▶ [ASSIGNMENT]: Please transcribe the data that follows exactly, from its first line through the line that contains "Potentials or basis: VASP".

▶ [DATASET EXTRACT]:
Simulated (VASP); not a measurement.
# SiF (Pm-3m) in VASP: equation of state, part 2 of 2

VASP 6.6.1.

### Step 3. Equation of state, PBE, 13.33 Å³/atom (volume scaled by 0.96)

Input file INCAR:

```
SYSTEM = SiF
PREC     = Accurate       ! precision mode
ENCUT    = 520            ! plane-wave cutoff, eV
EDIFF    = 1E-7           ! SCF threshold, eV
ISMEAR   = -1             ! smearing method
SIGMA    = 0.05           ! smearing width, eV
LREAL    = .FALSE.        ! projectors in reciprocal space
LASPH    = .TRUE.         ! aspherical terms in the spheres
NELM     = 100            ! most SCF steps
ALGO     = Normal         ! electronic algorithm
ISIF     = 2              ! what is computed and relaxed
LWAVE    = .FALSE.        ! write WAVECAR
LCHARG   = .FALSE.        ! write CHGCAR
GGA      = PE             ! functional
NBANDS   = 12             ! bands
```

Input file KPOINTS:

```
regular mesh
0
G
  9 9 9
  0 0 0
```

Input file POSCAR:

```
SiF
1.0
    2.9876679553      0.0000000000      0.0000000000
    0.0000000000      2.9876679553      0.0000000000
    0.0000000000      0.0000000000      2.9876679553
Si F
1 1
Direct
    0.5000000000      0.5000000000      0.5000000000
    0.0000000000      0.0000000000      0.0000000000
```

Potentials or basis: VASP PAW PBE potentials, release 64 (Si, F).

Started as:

▶ [WRITTEN RESPONSE]:
Simulated (VASP); not a measurement.
# SiF (Pm-3m) in VASP: equation of state, part 2 of 2

VASP 6.6.1.

### Step 3. Equation of state, PBE, 13.33 Å³/atom (volume scaled by 0.96)

Input file INCAR:

```
SYSTEM = SiF
PREC     = Accurate       ! precision mode
ENCUT    = 520            ! plane-wave cutoff, eV
EDIFF    = 1E-7           ! SCF threshold, eV
ISMEAR   = -1             ! smearing method
SIGMA    = 0.05           ! smearing width, eV
LREAL    = .FALSE.        ! projectors in reciprocal space
LASPH    = .TRUE.         ! aspherical terms in the spheres
NELM     = 100            ! most SCF steps
ALGO     = Normal         ! electronic algorithm
ISIF     = 2              ! what is computed and relaxed
LWAVE    = .FALSE.        ! write WAVECAR
LCHARG   = .FALSE.        ! write CHGCAR
GGA      = PE             ! functional
NBANDS   = 12             ! bands
```

Input file KPOINTS:

```
regular mesh
0
G
  9 9 9
  0 0 0
```

Input file POSCAR:

```
SiF
1.0
    2.9876679553      0.0000000000      0.0000000000
    0.0000000000      2.9876679553      0.0000000000
    0.0000000000      0.0000000000      2.9876679553
Si F
1 1
Direct
    0.5000000000      0.5000000000      0.5000000000
    0.0000000000      0.0000000000      0.0000000000
```

Potentials or basis: VASP PAW PBE potentials, release 64 (Si, F).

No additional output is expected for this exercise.